## Excerpted data
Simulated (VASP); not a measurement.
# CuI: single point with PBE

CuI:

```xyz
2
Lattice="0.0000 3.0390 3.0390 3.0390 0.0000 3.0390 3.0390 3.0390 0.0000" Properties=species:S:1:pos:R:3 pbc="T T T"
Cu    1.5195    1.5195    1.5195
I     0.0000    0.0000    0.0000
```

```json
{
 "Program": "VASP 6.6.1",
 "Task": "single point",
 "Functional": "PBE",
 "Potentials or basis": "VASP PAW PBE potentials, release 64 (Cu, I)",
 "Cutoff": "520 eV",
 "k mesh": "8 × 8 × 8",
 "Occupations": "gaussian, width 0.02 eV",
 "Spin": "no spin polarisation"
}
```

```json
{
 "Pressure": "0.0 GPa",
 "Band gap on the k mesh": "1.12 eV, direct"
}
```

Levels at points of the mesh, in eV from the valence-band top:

## Work instruction
Exactly reproduce the entries in their entirety.

## Task answer
Simulated (VASP); not a measurement.
# CuI: single point with PBE

CuI:

```xyz
2
Lattice="0.0000 3.0390 3.0390 3.0390 0.0000 3.0390 3.0390 3.0390 0.0000" Properties=species:S:1:pos:R:3 pbc="T T T"
Cu    1.5195    1.5195    1.5195
I     0.0000    0.0000    0.0000
```

```json
{
 "Program": "VASP 6.6.1",
 "Task": "single point",
 "Functional": "PBE",
 "Potentials or basis": "VASP PAW PBE potentials, release 64 (Cu, I)",
 "Cutoff": "520 eV",
 "k mesh": "8 × 8 × 8",
 "Occupations": "gaussian, width 0.02 eV",
 "Spin": "no spin polarisation"
}
```

```json
{
 "Pressure": "0.0 GPa",
 "Band gap on the k mesh": "1.12 eV, direct"
}
```

Levels at points of the mesh, in eV from the valence-band top:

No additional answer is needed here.